* **Supplied data**
------------------------
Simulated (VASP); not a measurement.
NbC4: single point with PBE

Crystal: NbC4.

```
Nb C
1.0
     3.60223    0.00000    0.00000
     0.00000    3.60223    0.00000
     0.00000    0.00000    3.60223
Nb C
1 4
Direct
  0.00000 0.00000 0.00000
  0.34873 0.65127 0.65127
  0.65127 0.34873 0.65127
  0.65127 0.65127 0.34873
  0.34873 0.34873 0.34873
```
------------------------

* **Work instruction**
Send back the complete set of entries, exactly as shown above.

* **Expected answer**
Simulated (VASP); not a measurement.
NbC4: single point with PBE

Crystal: NbC4.

```
Nb C
1.0
     3.60223    0.00000    0.00000
     0.00000    3.60223    0.00000
     0.00000    0.00000    3.60223
Nb C
1 4
Direct
  0.00000 0.00000 0.00000
  0.34873 0.65127 0.65127
  0.65127 0.34873 0.65127
  0.65127 0.65127 0.34873
  0.34873 0.34873 0.34873
```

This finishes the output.